EXCERPTED RECORDS>
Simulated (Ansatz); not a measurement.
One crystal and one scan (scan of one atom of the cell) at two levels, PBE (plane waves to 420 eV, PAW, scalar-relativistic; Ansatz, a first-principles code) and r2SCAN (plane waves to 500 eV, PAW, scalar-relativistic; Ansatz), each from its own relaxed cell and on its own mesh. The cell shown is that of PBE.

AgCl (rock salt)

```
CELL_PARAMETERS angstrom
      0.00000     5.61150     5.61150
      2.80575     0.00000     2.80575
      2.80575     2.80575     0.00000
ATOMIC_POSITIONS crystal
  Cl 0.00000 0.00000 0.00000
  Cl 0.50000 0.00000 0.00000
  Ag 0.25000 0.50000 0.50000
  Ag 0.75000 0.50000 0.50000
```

BRIEF> Reproduce the listing shown above in its entirety, exactly.

ANSWER SPACE>
Simulated (Ansatz); not a measurement.
One crystal and one scan (scan of one atom of the cell) at two levels, PBE (plane waves to 420 eV, PAW, scalar-relativistic; Ansatz, a first-principles code) and r2SCAN (plane waves to 500 eV, PAW, scalar-relativistic; Ansatz), each from its own relaxed cell and on its own mesh. The cell shown is that of PBE.

AgCl (rock salt)

```
CELL_PARAMETERS angstrom
      0.00000     5.61150     5.61150
      2.80575     0.00000     2.80575
      2.80575     2.80575     0.00000
ATOMIC_POSITIONS crystal
  Cl 0.00000 0.00000 0.00000
  Cl 0.50000 0.00000 0.00000
  Ag 0.25000 0.50000 0.50000
  Ag 0.75000 0.50000 0.50000
```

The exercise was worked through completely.